──────── DATA FOR REVIEW

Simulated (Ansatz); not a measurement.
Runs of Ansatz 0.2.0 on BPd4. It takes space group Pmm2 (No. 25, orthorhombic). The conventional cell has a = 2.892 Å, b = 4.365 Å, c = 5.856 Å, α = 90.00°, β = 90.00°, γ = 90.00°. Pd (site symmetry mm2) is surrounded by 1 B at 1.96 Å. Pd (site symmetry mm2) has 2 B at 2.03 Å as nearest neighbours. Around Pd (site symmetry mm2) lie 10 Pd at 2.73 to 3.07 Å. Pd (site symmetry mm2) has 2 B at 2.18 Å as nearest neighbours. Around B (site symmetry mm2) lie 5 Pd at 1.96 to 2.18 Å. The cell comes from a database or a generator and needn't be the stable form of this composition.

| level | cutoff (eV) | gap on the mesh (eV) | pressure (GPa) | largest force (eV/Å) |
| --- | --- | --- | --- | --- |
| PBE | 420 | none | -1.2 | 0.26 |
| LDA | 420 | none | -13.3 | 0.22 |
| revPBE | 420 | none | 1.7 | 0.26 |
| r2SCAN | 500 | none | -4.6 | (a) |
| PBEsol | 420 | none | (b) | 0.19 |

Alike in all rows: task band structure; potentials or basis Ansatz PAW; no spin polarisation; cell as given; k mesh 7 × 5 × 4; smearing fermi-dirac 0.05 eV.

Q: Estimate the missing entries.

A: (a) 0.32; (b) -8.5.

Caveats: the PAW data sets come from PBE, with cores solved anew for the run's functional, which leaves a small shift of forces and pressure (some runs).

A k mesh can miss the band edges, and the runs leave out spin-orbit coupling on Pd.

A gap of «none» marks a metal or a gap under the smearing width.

────────────────

* WORK ITEM *
Give again, unchanged, the lines running from the top of the material above through the line that has "A k mesh can", and nothing more.

* WORKED SOLUTION *
Simulated (Ansatz); not a measurement.
Runs of Ansatz 0.2.0 on BPd4. It takes space group Pmm2 (No. 25, orthorhombic). The conventional cell has a = 2.892 Å, b = 4.365 Å, c = 5.856 Å, α = 90.00°, β = 90.00°, γ = 90.00°. Pd (site symmetry mm2) is surrounded by 1 B at 1.96 Å. Pd (site symmetry mm2) has 2 B at 2.03 Å as nearest neighbours. Around Pd (site symmetry mm2) lie 10 Pd at 2.73 to 3.07 Å. Pd (site symmetry mm2) has 2 B at 2.18 Å as nearest neighbours. Around B (site symmetry mm2) lie 5 Pd at 1.96 to 2.18 Å. The cell comes from a database or a generator and needn't be the stable form of this composition.

| level | cutoff (eV) | gap on the mesh (eV) | pressure (GPa) | largest force (eV/Å) |
| --- | --- | --- | --- | --- |
| PBE | 420 | none | -1.2 | 0.26 |
| LDA | 420 | none | -13.3 | 0.22 |
| revPBE | 420 | none | 1.7 | 0.26 |
| r2SCAN | 500 | none | -4.6 | (a) |
| PBEsol | 420 | none | (b) | 0.19 |

Alike in all rows: task band structure; potentials or basis Ansatz PAW; no spin polarisation; cell as given; k mesh 7 × 5 × 4; smearing fermi-dirac 0.05 eV.

Q: Estimate the missing entries.

A: (a) 0.32; (b) -8.5.

Caveats: the PAW data sets come from PBE, with cores solved anew for the run's functional, which leaves a small shift of forces and pressure (some runs).

A k mesh can miss the band edges, and the runs leave out spin-orbit coupling on Pd.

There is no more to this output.